■ **DATA PROVIDED**:
>>

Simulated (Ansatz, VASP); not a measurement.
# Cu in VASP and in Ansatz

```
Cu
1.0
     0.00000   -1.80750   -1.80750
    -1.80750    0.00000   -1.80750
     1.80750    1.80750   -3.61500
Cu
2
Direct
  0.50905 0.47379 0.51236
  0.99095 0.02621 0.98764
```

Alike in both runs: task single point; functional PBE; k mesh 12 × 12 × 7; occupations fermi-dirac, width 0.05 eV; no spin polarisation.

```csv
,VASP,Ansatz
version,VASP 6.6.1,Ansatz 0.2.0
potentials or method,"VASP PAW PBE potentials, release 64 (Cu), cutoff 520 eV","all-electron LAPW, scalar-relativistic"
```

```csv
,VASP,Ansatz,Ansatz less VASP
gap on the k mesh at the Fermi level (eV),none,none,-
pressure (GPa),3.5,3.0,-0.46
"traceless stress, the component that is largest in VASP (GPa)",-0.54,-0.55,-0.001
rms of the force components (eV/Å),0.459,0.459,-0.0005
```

<<

■ **WORK TASK**:
The data, all of it, should be transcribed exactly.

■ **EXPECTED ANSWER**:
Simulated (Ansatz, VASP); not a measurement.
# Cu in VASP and in Ansatz

```
Cu
1.0
     0.00000   -1.80750   -1.80750
    -1.80750    0.00000   -1.80750
     1.80750    1.80750   -3.61500
Cu
2
Direct
  0.50905 0.47379 0.51236
  0.99095 0.02621 0.98764
```

Alike in both runs: task single point; functional PBE; k mesh 12 × 12 × 7; occupations fermi-dirac, width 0.05 eV; no spin polarisation.

```csv
,VASP,Ansatz
version,VASP 6.6.1,Ansatz 0.2.0
potentials or method,"VASP PAW PBE potentials, release 64 (Cu), cutoff 520 eV","all-electron LAPW, scalar-relativistic"
```

```csv
,VASP,Ansatz,Ansatz less VASP
gap on the k mesh at the Fermi level (eV),none,none,-
pressure (GPa),3.5,3.0,-0.46
"traceless stress, the component that is largest in VASP (GPa)",-0.54,-0.55,-0.001
rms of the force components (eV/Å),0.459,0.459,-0.0005
```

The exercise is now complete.